== Requirement ==
Start at the first line of the material below and retype each line through the one containing "This Ansatz (a", exactly.

== Extracted records ==
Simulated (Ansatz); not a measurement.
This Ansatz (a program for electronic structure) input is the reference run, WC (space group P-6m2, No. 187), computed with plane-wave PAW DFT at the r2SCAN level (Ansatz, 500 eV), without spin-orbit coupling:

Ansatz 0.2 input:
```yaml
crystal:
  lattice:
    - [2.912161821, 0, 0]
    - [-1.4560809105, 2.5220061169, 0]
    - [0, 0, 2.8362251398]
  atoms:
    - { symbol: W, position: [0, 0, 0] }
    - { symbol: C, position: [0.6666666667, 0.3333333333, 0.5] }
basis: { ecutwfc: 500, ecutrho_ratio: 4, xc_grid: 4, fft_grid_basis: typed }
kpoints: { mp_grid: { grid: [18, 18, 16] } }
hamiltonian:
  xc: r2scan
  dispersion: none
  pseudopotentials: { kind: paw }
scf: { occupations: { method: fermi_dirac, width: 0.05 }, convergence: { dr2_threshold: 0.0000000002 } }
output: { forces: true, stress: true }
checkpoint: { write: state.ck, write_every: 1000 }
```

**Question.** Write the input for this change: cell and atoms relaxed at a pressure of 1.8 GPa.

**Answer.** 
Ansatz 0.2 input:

== Written response ==
Simulated (Ansatz); not a measurement.
This Ansatz (a program for electronic structure) input is the reference run, WC (space group P-6m2, No. 187), computed with plane-wave PAW DFT at the r2SCAN level (Ansatz, 500 eV), without spin-orbit coupling:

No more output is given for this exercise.